Every entry here should be copied exactly.

+ + + + +
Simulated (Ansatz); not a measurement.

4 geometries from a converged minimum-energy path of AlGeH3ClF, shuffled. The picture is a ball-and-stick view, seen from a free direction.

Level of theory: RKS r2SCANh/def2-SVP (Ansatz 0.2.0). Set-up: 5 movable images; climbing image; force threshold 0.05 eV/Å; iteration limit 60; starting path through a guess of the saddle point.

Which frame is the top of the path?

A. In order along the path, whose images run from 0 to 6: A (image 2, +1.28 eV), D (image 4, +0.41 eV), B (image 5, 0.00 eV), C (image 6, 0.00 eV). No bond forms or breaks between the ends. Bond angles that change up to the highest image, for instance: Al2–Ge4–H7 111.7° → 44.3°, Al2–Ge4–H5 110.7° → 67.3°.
+ + + + +

Written solution:
Simulated (Ansatz); not a measurement.

4 geometries from a converged minimum-energy path of AlGeH3ClF, shuffled. The picture is a ball-and-stick view, seen from a free direction.

Level of theory: RKS r2SCANh/def2-SVP (Ansatz 0.2.0). Set-up: 5 movable images; climbing image; force threshold 0.05 eV/Å; iteration limit 60; starting path through a guess of the saddle point.

Which frame is the top of the path?

A. In order along the path, whose images run from 0 to 6: A (image 2, +1.28 eV), D (image 4, +0.41 eV), B (image 5, 0.00 eV), C (image 6, 0.00 eV). No bond forms or breaks between the ends. Bond angles that change up to the highest image, for instance: Al2–Ge4–H7 111.7° → 44.3°, Al2–Ge4–H5 110.7° → 67.3°.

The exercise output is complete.